======== Supplied records ========
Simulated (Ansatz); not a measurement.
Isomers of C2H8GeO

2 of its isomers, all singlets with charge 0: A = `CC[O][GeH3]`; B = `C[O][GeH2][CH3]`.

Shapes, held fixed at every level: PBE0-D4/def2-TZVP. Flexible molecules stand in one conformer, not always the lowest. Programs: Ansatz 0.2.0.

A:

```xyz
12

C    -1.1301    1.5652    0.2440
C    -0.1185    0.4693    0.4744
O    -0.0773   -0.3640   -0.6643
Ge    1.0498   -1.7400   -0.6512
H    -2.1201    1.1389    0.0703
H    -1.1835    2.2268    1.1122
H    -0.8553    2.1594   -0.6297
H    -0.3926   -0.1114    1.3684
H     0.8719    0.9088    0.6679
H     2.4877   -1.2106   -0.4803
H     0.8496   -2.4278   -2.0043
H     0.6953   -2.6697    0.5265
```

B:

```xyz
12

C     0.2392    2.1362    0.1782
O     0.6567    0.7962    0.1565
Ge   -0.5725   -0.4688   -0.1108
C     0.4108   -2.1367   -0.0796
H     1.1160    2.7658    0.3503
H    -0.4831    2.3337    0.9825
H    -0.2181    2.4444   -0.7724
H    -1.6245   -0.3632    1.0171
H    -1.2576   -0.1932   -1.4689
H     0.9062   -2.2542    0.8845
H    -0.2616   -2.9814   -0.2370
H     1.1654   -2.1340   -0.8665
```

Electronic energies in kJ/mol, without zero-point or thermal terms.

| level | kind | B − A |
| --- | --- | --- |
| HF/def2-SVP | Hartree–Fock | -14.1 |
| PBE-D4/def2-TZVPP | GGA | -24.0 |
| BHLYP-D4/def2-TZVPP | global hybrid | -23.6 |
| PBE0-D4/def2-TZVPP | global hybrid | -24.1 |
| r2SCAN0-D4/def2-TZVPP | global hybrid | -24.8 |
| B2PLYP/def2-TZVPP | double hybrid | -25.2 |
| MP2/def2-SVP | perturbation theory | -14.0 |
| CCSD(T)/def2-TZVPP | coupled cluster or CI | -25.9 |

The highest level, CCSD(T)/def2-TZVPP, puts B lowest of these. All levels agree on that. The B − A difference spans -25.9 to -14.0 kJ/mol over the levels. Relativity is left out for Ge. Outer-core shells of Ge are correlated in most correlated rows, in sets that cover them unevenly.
========

Activity:
The required output is the stretch of entries above from the line containing "hybrid | -23.6 |" through the line containing "theory | -14.0 |", reproduced exactly.

Solution:
| BHLYP-D4/def2-TZVPP | global hybrid | -23.6 |
| PBE0-D4/def2-TZVPP | global hybrid | -24.1 |
| r2SCAN0-D4/def2-TZVPP | global hybrid | -24.8 |
| B2PLYP/def2-TZVPP | double hybrid | -25.2 |
| MP2/def2-SVP | perturbation theory | -14.0 |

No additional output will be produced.